+---+

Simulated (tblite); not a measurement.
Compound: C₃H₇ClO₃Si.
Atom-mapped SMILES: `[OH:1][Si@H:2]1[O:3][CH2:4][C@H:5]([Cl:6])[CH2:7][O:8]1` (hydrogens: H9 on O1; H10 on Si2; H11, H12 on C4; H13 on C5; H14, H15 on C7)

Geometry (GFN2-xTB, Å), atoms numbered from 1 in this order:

+---+

_Task item:_ In full and without change, transcribe every line of the records above.

_Written reply:_
Simulated (tblite); not a measurement.
Compound: C₃H₇ClO₃Si.
Atom-mapped SMILES: `[OH:1][Si@H:2]1[O:3][CH2:4][C@H:5]([Cl:6])[CH2:7][O:8]1` (hydrogens: H9 on O1; H10 on Si2; H11, H12 on C4; H13 on C5; H14, H15 on C7)

Geometry (GFN2-xTB, Å), atoms numbered from 1 in this order:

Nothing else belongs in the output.